EXERCISE DATA:
☆ ☆ ☆ ☆ ☆ ☆ ☆

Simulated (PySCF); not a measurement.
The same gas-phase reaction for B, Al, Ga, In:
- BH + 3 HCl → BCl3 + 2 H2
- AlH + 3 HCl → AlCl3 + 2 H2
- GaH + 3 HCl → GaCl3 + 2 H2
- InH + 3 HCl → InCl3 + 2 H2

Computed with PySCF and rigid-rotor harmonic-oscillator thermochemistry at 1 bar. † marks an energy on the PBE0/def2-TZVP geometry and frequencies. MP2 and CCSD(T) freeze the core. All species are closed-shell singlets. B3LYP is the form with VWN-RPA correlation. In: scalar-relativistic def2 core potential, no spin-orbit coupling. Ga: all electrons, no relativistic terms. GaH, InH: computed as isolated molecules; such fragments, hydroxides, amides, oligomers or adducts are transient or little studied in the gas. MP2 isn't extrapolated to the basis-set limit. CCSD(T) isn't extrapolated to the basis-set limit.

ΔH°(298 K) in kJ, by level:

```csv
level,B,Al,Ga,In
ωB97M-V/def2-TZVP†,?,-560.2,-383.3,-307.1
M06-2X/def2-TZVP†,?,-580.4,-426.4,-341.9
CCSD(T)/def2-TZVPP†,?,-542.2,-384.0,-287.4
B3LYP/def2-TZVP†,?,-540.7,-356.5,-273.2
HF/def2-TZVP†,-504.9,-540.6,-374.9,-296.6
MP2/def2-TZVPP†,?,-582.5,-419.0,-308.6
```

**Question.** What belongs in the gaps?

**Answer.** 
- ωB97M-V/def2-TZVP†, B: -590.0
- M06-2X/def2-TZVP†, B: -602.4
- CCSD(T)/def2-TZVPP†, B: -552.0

☆ ☆ ☆ ☆ ☆ ☆ ☆

REQUIREMENT:
The records above should be repeated word for word.

REPLY:
Simulated (PySCF); not a measurement.
The same gas-phase reaction for B, Al, Ga, In:
- BH + 3 HCl → BCl3 + 2 H2
- AlH + 3 HCl → AlCl3 + 2 H2
- GaH + 3 HCl → GaCl3 + 2 H2
- InH + 3 HCl → InCl3 + 2 H2

Computed with PySCF and rigid-rotor harmonic-oscillator thermochemistry at 1 bar. † marks an energy on the PBE0/def2-TZVP geometry and frequencies. MP2 and CCSD(T) freeze the core. All species are closed-shell singlets. B3LYP is the form with VWN-RPA correlation. In: scalar-relativistic def2 core potential, no spin-orbit coupling. Ga: all electrons, no relativistic terms. GaH, InH: computed as isolated molecules; such fragments, hydroxides, amides, oligomers or adducts are transient or little studied in the gas. MP2 isn't extrapolated to the basis-set limit. CCSD(T) isn't extrapolated to the basis-set limit.

ΔH°(298 K) in kJ, by level:

```csv
level,B,Al,Ga,In
ωB97M-V/def2-TZVP†,?,-560.2,-383.3,-307.1
M06-2X/def2-TZVP†,?,-580.4,-426.4,-341.9
CCSD(T)/def2-TZVPP†,?,-542.2,-384.0,-287.4
B3LYP/def2-TZVP†,?,-540.7,-356.5,-273.2
HF/def2-TZVP†,-504.9,-540.6,-374.9,-296.6
MP2/def2-TZVPP†,?,-582.5,-419.0,-308.6
```

**Question.** What belongs in the gaps?

**Answer.** 
- ωB97M-V/def2-TZVP†, B: -590.0
- M06-2X/def2-TZVP†, B: -602.4
- CCSD(T)/def2-TZVPP†, B: -552.0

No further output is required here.